◆ **WORK INSTRUCTION**: Your answer must be the full listing, reproduced exactly.

◆ **DATA LISTING**:
------------------------------
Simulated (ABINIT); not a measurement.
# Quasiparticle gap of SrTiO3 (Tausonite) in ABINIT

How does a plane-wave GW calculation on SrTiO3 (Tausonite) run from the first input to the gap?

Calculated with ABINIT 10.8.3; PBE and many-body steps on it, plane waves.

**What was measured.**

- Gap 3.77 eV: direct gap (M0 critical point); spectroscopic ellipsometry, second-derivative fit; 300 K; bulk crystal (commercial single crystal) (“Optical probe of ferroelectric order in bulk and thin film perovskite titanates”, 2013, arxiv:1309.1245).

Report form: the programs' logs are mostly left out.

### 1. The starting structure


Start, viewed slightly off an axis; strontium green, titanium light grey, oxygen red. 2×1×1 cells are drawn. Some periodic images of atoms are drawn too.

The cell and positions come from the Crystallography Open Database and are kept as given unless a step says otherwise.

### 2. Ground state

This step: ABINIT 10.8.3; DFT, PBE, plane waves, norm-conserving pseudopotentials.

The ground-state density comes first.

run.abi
------------------------------

◆ **ANSWER BOX**:
Simulated (ABINIT); not a measurement.
# Quasiparticle gap of SrTiO3 (Tausonite) in ABINIT

How does a plane-wave GW calculation on SrTiO3 (Tausonite) run from the first input to the gap?

Calculated with ABINIT 10.8.3; PBE and many-body steps on it, plane waves.

**What was measured.**

- Gap 3.77 eV: direct gap (M0 critical point); spectroscopic ellipsometry, second-derivative fit; 300 K; bulk crystal (commercial single crystal) (“Optical probe of ferroelectric order in bulk and thin film perovskite titanates”, 2013, arxiv:1309.1245).

Report form: the programs' logs are mostly left out.

### 1. The starting structure


Start, viewed slightly off an axis; strontium green, titanium light grey, oxygen red. 2×1×1 cells are drawn. Some periodic images of atoms are drawn too.

The cell and positions come from the Crystallography Open Database and are kept as given unless a step says otherwise.

### 2. Ground state

This step: ABINIT 10.8.3; DFT, PBE, plane waves, norm-conserving pseudopotentials.

The ground-state density comes first.

run.abi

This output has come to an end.